Work request:
Transcribe the listing that follows exactly, from its first line to its last.

┌──

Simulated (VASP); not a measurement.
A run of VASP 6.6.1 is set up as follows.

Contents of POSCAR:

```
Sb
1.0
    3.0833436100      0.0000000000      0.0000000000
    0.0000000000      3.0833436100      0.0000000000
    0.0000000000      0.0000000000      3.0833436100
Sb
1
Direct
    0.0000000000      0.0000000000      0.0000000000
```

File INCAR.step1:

└──

Solution:
Simulated (VASP); not a measurement.
A run of VASP 6.6.1 is set up as follows.

Contents of POSCAR:

```
Sb
1.0
    3.0833436100      0.0000000000      0.0000000000
    0.0000000000      3.0833436100      0.0000000000
    0.0000000000      0.0000000000      3.0833436100
Sb
1
Direct
    0.0000000000      0.0000000000      0.0000000000
```

File INCAR.step1:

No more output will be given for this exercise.